☆ ☆ ☆ ☆ ☆
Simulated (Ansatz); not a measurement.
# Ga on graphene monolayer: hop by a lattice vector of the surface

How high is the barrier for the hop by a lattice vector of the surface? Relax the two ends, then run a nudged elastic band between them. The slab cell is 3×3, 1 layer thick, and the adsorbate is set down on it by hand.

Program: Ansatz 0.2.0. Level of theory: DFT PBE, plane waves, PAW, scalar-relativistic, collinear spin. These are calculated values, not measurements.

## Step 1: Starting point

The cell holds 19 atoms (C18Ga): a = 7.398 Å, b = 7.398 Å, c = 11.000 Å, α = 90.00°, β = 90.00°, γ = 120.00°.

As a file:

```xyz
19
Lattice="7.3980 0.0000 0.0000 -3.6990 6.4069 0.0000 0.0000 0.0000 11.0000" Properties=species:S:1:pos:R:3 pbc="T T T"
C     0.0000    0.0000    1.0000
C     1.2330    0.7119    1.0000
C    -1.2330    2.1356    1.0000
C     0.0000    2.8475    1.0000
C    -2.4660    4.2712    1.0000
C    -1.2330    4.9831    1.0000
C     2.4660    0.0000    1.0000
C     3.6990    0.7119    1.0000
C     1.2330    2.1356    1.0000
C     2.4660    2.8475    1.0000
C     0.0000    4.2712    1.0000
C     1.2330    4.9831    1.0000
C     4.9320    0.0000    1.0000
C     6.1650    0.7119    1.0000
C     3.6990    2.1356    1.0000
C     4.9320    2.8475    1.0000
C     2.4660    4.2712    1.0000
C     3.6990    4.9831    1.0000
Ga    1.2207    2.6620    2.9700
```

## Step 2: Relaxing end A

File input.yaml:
☆ ☆ ☆ ☆ ☆

-- Work task --
The expected output is exactly the lines of the listing above between the line holding "## Step 1: Starting point" and the line holding "## Step 2: Relaxing end A", inclusive.

-- Reply --
## Step 1: Starting point

The cell holds 19 atoms (C18Ga): a = 7.398 Å, b = 7.398 Å, c = 11.000 Å, α = 90.00°, β = 90.00°, γ = 120.00°.

As a file:

```xyz
19
Lattice="7.3980 0.0000 0.0000 -3.6990 6.4069 0.0000 0.0000 0.0000 11.0000" Properties=species:S:1:pos:R:3 pbc="T T T"
C     0.0000    0.0000    1.0000
C     1.2330    0.7119    1.0000
C    -1.2330    2.1356    1.0000
C     0.0000    2.8475    1.0000
C    -2.4660    4.2712    1.0000
C    -1.2330    4.9831    1.0000
C     2.4660    0.0000    1.0000
C     3.6990    0.7119    1.0000
C     1.2330    2.1356    1.0000
C     2.4660    2.8475    1.0000
C     0.0000    4.2712    1.0000
C     1.2330    4.9831    1.0000
C     4.9320    0.0000    1.0000
C     6.1650    0.7119    1.0000
C     3.6990    2.1356    1.0000
C     4.9320    2.8475    1.0000
C     2.4660    4.2712    1.0000
C     3.6990    4.9831    1.0000
Ga    1.2207    2.6620    2.9700
```

## Step 2: Relaxing end A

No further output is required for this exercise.